────────────────────────────────────────

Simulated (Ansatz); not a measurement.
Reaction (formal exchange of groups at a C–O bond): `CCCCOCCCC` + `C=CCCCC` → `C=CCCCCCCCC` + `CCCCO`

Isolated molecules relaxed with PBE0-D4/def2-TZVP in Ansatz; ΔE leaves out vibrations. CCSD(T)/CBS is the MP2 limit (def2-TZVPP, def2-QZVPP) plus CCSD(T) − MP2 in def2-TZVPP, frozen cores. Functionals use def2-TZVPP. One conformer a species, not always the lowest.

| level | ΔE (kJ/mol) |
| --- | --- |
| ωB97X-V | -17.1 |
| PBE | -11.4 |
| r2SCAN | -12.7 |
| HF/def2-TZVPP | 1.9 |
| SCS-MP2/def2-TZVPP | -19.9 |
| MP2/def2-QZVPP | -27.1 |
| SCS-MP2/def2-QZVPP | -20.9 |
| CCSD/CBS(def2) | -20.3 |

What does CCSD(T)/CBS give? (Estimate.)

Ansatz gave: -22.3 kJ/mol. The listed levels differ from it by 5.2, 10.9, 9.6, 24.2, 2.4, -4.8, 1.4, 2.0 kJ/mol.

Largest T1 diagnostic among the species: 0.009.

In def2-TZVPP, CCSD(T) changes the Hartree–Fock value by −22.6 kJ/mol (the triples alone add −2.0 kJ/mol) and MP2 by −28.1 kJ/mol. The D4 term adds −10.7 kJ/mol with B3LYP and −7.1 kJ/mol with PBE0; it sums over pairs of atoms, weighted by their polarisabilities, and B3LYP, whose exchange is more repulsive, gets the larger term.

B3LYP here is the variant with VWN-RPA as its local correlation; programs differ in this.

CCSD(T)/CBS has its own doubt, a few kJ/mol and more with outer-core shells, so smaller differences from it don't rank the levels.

────────────────────────────────────────

### Action item
Both end lines included, restate word for word the lines above from the line with "CCSD/CBS(def2) | -20.3 |" to the line with "B3LYP here is", and nothing else.

### Reply
| CCSD/CBS(def2) | -20.3 |

What does CCSD(T)/CBS give? (Estimate.)

Ansatz gave: -22.3 kJ/mol. The listed levels differ from it by 5.2, 10.9, 9.6, 24.2, 2.4, -4.8, 1.4, 2.0 kJ/mol.

Largest T1 diagnostic among the species: 0.009.

In def2-TZVPP, CCSD(T) changes the Hartree–Fock value by −22.6 kJ/mol (the triples alone add −2.0 kJ/mol) and MP2 by −28.1 kJ/mol. The D4 term adds −10.7 kJ/mol with B3LYP and −7.1 kJ/mol with PBE0; it sums over pairs of atoms, weighted by their polarisabilities, and B3LYP, whose exchange is more repulsive, gets the larger term.

B3LYP here is the variant with VWN-RPA as its local correlation; programs differ in this.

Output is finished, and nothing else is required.